RECORD EXTRACTS ->
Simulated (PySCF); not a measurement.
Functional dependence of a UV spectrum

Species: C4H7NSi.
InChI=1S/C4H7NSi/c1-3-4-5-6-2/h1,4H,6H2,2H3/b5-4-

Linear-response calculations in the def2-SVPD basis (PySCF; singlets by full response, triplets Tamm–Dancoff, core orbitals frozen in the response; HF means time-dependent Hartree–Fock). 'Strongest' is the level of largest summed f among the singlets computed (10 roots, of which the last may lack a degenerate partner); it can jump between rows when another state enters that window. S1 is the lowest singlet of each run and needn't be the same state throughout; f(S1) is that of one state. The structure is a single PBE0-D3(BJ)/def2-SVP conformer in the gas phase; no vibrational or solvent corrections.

WORK TASK -> Exact copies of all the entries above should be returned.

RESULT ->
Simulated (PySCF); not a measurement.
Functional dependence of a UV spectrum

Species: C4H7NSi.
InChI=1S/C4H7NSi/c1-3-4-5-6-2/h1,4H,6H2,2H3/b5-4-

Linear-response calculations in the def2-SVPD basis (PySCF; singlets by full response, triplets Tamm–Dancoff, core orbitals frozen in the response; HF means time-dependent Hartree–Fock). 'Strongest' is the level of largest summed f among the singlets computed (10 roots, of which the last may lack a degenerate partner); it can jump between rows when another state enters that window. S1 is the lowest singlet of each run and needn't be the same state throughout; f(S1) is that of one state. The structure is a single PBE0-D3(BJ)/def2-SVP conformer in the gas phase; no vibrational or solvent corrections.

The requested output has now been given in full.